### Brief
Only one stretch of the data below should be repeated: the lines from the line containing "Wanted: the gap" through the line containing "Symmetry: Fm-3m, No.", inclusive, exactly as they are.

### Records shown
========================================
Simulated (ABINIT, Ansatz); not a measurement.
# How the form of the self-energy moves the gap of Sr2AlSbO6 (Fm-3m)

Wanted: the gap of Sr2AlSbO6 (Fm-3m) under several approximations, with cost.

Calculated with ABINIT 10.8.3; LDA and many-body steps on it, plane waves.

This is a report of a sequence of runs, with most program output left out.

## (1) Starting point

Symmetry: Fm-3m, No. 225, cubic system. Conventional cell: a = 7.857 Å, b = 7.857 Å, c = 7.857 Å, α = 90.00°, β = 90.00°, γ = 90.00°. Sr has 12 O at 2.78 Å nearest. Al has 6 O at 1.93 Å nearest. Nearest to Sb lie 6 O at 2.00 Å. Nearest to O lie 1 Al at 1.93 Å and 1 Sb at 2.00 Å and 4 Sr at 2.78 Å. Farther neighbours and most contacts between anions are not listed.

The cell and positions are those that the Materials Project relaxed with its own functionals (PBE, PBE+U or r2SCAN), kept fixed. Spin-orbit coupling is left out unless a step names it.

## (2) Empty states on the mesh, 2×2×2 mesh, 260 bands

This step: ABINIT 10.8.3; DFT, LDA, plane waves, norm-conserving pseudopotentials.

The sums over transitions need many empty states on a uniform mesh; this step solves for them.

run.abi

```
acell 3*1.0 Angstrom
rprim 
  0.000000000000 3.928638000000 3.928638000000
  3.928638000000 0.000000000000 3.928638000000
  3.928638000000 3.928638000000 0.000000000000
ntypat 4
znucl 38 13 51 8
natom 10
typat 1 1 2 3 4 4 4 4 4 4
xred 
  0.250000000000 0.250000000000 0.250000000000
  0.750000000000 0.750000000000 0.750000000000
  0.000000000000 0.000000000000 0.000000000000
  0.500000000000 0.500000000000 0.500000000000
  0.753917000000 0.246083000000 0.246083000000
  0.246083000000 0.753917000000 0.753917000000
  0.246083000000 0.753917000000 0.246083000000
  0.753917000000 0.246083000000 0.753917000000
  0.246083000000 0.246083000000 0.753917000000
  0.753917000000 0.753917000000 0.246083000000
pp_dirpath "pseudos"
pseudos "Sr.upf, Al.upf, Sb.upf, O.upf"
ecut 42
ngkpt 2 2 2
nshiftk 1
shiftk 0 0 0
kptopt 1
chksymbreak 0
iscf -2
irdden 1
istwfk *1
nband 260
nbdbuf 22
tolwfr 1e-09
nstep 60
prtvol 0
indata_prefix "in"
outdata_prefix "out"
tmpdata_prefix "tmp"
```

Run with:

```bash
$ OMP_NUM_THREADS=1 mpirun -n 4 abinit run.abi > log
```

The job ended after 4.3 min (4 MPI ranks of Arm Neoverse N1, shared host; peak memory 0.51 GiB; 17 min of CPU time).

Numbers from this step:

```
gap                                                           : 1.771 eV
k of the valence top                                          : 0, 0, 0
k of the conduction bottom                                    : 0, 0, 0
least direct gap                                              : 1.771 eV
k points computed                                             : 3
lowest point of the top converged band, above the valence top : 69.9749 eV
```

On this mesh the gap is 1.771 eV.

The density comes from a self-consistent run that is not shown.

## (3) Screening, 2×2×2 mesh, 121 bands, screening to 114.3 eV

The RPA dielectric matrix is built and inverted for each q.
========================================

### Your response
Wanted: the gap of Sr2AlSbO6 (Fm-3m) under several approximations, with cost.

Calculated with ABINIT 10.8.3; LDA and many-body steps on it, plane waves.

This is a report of a sequence of runs, with most program output left out.

## (1) Starting point

Symmetry: Fm-3m, No. 225, cubic system. Conventional cell: a = 7.857 Å, b = 7.857 Å, c = 7.857 Å, α = 90.00°, β = 90.00°, γ = 90.00°. Sr has 12 O at 2.78 Å nearest. Al has 6 O at 1.93 Å nearest. Nearest to Sb lie 6 O at 2.00 Å. Nearest to O lie 1 Al at 1.93 Å and 1 Sb at 2.00 Å and 4 Sr at 2.78 Å. Farther neighbours and most contacts between anions are not listed.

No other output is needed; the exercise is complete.